==================================================
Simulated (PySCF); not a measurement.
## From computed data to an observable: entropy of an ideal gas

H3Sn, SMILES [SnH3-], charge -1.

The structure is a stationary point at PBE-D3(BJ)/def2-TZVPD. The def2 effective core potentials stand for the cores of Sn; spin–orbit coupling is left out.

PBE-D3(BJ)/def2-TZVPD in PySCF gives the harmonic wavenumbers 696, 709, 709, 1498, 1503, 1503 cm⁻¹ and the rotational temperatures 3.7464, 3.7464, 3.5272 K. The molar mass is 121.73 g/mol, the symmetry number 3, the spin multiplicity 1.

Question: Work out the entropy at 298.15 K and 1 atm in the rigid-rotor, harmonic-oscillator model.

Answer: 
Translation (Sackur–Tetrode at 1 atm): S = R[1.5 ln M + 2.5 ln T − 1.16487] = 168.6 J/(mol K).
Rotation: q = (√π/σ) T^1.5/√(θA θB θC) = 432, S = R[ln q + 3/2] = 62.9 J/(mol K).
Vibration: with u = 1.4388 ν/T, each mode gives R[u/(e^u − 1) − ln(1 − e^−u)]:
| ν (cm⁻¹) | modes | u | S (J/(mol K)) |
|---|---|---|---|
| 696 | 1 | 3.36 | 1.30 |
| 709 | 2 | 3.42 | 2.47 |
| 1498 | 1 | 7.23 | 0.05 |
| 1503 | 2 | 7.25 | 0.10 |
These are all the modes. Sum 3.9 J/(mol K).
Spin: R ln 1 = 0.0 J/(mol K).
==================================================

Print again the lines of the entries above that fall between the line holding "Translation (Sackur–Tetrode at" and the line holding "3.42 | 2.47 |", inclusive, exactly as they stand.

Translation (Sackur–Tetrode at 1 atm): S = R[1.5 ln M + 2.5 ln T − 1.16487] = 168.6 J/(mol K).
Rotation: q = (√π/σ) T^1.5/√(θA θB θC) = 432, S = R[ln q + 3/2] = 62.9 J/(mol K).
Vibration: with u = 1.4388 ν/T, each mode gives R[u/(e^u − 1) − ln(1 − e^−u)]:
| ν (cm⁻¹) | modes | u | S (J/(mol K)) |
|---|---|---|---|
| 696 | 1 | 3.36 | 1.30 |
| 709 | 2 | 3.42 | 2.47 |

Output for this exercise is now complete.